▶ **Work request**
The stretch from the line with "Question: Estimate the missing entries." through the line with "Answer: (a) -1.8; (b) 1.8." in the records below: write it out exactly, and nothing else.

══════════════════════════════
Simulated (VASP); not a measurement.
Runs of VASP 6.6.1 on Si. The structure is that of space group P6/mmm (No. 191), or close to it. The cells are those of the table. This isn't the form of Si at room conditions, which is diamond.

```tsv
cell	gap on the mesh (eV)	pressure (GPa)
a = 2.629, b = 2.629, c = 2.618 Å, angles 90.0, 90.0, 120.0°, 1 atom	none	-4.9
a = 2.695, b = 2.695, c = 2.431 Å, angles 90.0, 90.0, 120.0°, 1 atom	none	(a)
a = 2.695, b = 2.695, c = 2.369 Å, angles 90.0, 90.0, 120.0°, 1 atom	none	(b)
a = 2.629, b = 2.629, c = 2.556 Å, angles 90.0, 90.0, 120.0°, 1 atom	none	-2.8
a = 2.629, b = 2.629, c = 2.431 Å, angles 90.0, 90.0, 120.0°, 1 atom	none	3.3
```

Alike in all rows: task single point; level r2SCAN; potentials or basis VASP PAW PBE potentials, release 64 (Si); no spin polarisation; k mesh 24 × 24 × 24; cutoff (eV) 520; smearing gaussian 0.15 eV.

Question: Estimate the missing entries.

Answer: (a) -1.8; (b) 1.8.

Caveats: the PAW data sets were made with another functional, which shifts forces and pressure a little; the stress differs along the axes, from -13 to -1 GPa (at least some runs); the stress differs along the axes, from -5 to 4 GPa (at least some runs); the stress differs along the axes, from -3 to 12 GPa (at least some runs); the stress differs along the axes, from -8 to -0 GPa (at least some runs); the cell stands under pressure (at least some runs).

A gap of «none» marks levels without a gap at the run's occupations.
══════════════════════════════

▶ **Written response**
Question: Estimate the missing entries.

Answer: (a) -1.8; (b) 1.8.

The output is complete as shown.